Task item.
Copy exactly the lines of the data below that run from the line holding "Alike in all" through the line holding "the missing entries.", both ends included.

::::::

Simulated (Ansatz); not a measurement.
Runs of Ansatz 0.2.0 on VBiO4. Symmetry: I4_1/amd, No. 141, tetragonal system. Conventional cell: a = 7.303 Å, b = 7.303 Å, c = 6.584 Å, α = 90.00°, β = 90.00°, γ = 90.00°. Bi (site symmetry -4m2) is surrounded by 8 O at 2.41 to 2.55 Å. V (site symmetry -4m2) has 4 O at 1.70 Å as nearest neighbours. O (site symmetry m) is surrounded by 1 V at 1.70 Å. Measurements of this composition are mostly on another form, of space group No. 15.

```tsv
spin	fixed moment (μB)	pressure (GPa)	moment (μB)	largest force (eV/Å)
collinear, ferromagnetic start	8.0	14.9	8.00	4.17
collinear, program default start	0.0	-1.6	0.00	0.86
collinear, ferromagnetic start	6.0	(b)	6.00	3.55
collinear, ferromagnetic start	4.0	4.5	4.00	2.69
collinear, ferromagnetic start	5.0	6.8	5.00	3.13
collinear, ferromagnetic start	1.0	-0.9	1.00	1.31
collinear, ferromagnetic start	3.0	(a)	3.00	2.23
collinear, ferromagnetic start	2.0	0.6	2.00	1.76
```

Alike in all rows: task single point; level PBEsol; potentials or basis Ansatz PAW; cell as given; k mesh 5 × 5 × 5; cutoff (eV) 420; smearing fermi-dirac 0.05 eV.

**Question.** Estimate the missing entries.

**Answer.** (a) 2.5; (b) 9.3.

::::::

Answer space.
Alike in all rows: task single point; level PBEsol; potentials or basis Ansatz PAW; cell as given; k mesh 5 × 5 × 5; cutoff (eV) 420; smearing fermi-dirac 0.05 eV.

**Question.** Estimate the missing entries.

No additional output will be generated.